Required action
What you return should match the data below exactly, line for line.

Data
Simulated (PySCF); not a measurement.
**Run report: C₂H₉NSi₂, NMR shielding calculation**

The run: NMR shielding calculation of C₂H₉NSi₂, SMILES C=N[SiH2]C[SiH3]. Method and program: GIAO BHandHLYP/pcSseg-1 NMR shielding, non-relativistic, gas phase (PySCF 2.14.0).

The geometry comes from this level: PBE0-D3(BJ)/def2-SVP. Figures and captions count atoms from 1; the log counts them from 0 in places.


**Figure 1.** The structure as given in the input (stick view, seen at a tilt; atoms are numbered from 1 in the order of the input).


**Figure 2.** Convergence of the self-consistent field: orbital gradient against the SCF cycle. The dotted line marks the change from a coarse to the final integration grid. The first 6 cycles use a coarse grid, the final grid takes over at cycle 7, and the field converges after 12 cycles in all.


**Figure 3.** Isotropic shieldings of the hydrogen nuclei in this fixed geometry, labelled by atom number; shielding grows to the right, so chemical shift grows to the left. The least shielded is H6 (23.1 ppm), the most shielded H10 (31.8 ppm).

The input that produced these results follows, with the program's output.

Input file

Exercise answer
Simulated (PySCF); not a measurement.
**Run report: C₂H₉NSi₂, NMR shielding calculation**

The run: NMR shielding calculation of C₂H₉NSi₂, SMILES C=N[SiH2]C[SiH3]. Method and program: GIAO BHandHLYP/pcSseg-1 NMR shielding, non-relativistic, gas phase (PySCF 2.14.0).

The geometry comes from this level: PBE0-D3(BJ)/def2-SVP. Figures and captions count atoms from 1; the log counts them from 0 in places.


**Figure 1.** The structure as given in the input (stick view, seen at a tilt; atoms are numbered from 1 in the order of the input).


**Figure 2.** Convergence of the self-consistent field: orbital gradient against the SCF cycle. The dotted line marks the change from a coarse to the final integration grid. The first 6 cycles use a coarse grid, the final grid takes over at cycle 7, and the field converges after 12 cycles in all.


**Figure 3.** Isotropic shieldings of the hydrogen nuclei in this fixed geometry, labelled by atom number; shielding grows to the right, so chemical shift grows to the left. The least shielded is H6 (23.1 ppm), the most shielded H10 (31.8 ppm).

The input that produced these results follows, with the program's output.

Input file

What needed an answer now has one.